TASK ITEM ▸ Each entry should be quoted word for word, including every mark of punctuation.

------------

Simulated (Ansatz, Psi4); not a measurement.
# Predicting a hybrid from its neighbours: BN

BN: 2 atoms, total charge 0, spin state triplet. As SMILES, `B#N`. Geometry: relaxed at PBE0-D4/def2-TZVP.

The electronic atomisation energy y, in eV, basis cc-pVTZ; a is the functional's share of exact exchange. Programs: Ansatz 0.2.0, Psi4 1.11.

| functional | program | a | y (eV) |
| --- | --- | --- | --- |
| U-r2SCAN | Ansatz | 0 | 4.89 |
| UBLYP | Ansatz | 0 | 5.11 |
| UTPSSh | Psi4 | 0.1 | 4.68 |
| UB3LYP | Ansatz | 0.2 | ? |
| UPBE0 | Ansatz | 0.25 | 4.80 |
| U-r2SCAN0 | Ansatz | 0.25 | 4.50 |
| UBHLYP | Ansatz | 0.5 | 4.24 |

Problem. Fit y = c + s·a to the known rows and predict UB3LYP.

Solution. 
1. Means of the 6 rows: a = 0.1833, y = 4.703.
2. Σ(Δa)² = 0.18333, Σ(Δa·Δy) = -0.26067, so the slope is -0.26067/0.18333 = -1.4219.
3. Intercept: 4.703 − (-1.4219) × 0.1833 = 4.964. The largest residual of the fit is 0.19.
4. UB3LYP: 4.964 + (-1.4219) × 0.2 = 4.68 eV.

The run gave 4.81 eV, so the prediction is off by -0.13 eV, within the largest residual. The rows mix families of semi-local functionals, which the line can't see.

------------

WORKED SOLUTION ▸
Simulated (Ansatz, Psi4); not a measurement.
# Predicting a hybrid from its neighbours: BN

BN: 2 atoms, total charge 0, spin state triplet. As SMILES, `B#N`. Geometry: relaxed at PBE0-D4/def2-TZVP.

The electronic atomisation energy y, in eV, basis cc-pVTZ; a is the functional's share of exact exchange. Programs: Ansatz 0.2.0, Psi4 1.11.

| functional | program | a | y (eV) |
| --- | --- | --- | --- |
| U-r2SCAN | Ansatz | 0 | 4.89 |
| UBLYP | Ansatz | 0 | 5.11 |
| UTPSSh | Psi4 | 0.1 | 4.68 |
| UB3LYP | Ansatz | 0.2 | ? |
| UPBE0 | Ansatz | 0.25 | 4.80 |
| U-r2SCAN0 | Ansatz | 0.25 | 4.50 |
| UBHLYP | Ansatz | 0.5 | 4.24 |

Problem. Fit y = c + s·a to the known rows and predict UB3LYP.

Solution. 
1. Means of the 6 rows: a = 0.1833, y = 4.703.
2. Σ(Δa)² = 0.18333, Σ(Δa·Δy) = -0.26067, so the slope is -0.26067/0.18333 = -1.4219.
3. Intercept: 4.703 − (-1.4219) × 0.1833 = 4.964. The largest residual of the fit is 0.19.
4. UB3LYP: 4.964 + (-1.4219) × 0.2 = 4.68 eV.

The run gave 4.81 eV, so the prediction is off by -0.13 eV, within the largest residual. The rows mix families of semi-local functionals, which the line can't see.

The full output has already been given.